Work request: Give back every entry, exactly as written.

Data records below:

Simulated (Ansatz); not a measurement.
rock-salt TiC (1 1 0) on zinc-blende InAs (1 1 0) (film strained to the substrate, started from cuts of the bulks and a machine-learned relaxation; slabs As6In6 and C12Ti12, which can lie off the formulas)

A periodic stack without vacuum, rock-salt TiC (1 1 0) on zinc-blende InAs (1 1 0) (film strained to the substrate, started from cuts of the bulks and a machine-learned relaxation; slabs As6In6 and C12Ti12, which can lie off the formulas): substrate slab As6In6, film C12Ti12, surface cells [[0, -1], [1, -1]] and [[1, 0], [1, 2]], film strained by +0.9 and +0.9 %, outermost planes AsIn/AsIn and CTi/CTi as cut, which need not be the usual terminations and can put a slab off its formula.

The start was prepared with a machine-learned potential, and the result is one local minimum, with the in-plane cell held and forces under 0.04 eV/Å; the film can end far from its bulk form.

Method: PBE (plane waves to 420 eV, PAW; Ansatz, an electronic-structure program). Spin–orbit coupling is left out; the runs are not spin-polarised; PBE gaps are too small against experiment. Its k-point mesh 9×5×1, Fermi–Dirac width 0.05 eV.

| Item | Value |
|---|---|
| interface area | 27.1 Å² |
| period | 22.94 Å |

End of Data records.

Answer space:
Simulated (Ansatz); not a measurement.
rock-salt TiC (1 1 0) on zinc-blende InAs (1 1 0) (film strained to the substrate, started from cuts of the bulks and a machine-learned relaxation; slabs As6In6 and C12Ti12, which can lie off the formulas)

A periodic stack without vacuum, rock-salt TiC (1 1 0) on zinc-blende InAs (1 1 0) (film strained to the substrate, started from cuts of the bulks and a machine-learned relaxation; slabs As6In6 and C12Ti12, which can lie off the formulas): substrate slab As6In6, film C12Ti12, surface cells [[0, -1], [1, -1]] and [[1, 0], [1, 2]], film strained by +0.9 and +0.9 %, outermost planes AsIn/AsIn and CTi/CTi as cut, which need not be the usual terminations and can put a slab off its formula.

The start was prepared with a machine-learned potential, and the result is one local minimum, with the in-plane cell held and forces under 0.04 eV/Å; the film can end far from its bulk form.

Method: PBE (plane waves to 420 eV, PAW; Ansatz, an electronic-structure program). Spin–orbit coupling is left out; the runs are not spin-polarised; PBE gaps are too small against experiment. Its k-point mesh 9×5×1, Fermi–Dirac width 0.05 eV.

| Item | Value |
|---|---|
| interface area | 27.1 Å² |
| period | 22.94 Å |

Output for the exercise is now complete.